Required action ::
Transcribe the lines from the start of the data below through the line with "Q: Give the", word for word and nothing more.

Data for analysis ::
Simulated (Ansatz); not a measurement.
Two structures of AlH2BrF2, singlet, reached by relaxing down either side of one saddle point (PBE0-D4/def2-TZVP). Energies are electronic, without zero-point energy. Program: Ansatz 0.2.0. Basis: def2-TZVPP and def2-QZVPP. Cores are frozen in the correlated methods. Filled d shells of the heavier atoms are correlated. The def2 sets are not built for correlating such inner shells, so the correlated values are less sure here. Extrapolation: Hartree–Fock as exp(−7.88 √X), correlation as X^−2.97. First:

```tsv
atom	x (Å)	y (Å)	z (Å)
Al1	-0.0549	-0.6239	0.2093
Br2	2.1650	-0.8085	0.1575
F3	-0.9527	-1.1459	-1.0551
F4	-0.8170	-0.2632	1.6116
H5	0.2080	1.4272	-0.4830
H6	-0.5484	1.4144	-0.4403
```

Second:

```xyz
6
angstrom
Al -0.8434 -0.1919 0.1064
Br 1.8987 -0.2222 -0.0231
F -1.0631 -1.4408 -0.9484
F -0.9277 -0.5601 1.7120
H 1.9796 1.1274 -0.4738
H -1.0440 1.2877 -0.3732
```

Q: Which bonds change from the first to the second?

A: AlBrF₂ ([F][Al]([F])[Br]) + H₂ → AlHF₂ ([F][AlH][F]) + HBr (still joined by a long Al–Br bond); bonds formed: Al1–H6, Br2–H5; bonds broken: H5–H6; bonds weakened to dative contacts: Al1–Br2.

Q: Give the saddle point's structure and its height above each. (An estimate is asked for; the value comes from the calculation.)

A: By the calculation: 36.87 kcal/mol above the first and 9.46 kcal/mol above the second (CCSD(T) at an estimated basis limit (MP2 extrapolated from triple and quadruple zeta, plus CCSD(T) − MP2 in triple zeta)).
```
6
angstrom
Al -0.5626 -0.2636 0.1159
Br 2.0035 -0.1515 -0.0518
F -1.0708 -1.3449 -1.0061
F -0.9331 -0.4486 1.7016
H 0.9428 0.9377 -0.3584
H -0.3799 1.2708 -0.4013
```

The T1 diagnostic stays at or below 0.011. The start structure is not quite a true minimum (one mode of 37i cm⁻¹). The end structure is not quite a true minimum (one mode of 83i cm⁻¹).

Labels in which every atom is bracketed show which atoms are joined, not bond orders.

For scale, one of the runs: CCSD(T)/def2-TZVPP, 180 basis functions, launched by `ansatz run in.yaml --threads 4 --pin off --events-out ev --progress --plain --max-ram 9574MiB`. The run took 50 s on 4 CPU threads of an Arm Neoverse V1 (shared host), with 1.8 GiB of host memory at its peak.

Written reply ::
Simulated (Ansatz); not a measurement.
Two structures of AlH2BrF2, singlet, reached by relaxing down either side of one saddle point (PBE0-D4/def2-TZVP). Energies are electronic, without zero-point energy. Program: Ansatz 0.2.0. Basis: def2-TZVPP and def2-QZVPP. Cores are frozen in the correlated methods. Filled d shells of the heavier atoms are correlated. The def2 sets are not built for correlating such inner shells, so the correlated values are less sure here. Extrapolation: Hartree–Fock as exp(−7.88 √X), correlation as X^−2.97. First:

```tsv
atom	x (Å)	y (Å)	z (Å)
Al1	-0.0549	-0.6239	0.2093
Br2	2.1650	-0.8085	0.1575
F3	-0.9527	-1.1459	-1.0551
F4	-0.8170	-0.2632	1.6116
H5	0.2080	1.4272	-0.4830
H6	-0.5484	1.4144	-0.4403
```

Second:

```xyz
6
angstrom
Al -0.8434 -0.1919 0.1064
Br 1.8987 -0.2222 -0.0231
F -1.0631 -1.4408 -0.9484
F -0.9277 -0.5601 1.7120
H 1.9796 1.1274 -0.4738
H -1.0440 1.2877 -0.3732
```

Q: Which bonds change from the first to the second?

A: AlBrF₂ ([F][Al]([F])[Br]) + H₂ → AlHF₂ ([F][AlH][F]) + HBr (still joined by a long Al–Br bond); bonds formed: Al1–H6, Br2–H5; bonds broken: H5–H6; bonds weakened to dative contacts: Al1–Br2.

Q: Give the saddle point's structure and its height above each. (An estimate is asked for; the value comes from the calculation.)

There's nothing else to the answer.